*WORK ITEM*.
An exact retyping of every record is required.

Start of DATA PROVIDED

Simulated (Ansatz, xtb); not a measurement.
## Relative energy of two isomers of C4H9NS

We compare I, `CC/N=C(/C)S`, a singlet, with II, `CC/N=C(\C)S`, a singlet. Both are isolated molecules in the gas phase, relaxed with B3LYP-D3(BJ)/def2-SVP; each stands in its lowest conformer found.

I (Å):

End of DATA PROVIDED

*RESULT*.
Simulated (Ansatz, xtb); not a measurement.
## Relative energy of two isomers of C4H9NS

We compare I, `CC/N=C(/C)S`, a singlet, with II, `CC/N=C(\C)S`, a singlet. Both are isolated molecules in the gas phase, relaxed with B3LYP-D3(BJ)/def2-SVP; each stands in its lowest conformer found.

I (Å):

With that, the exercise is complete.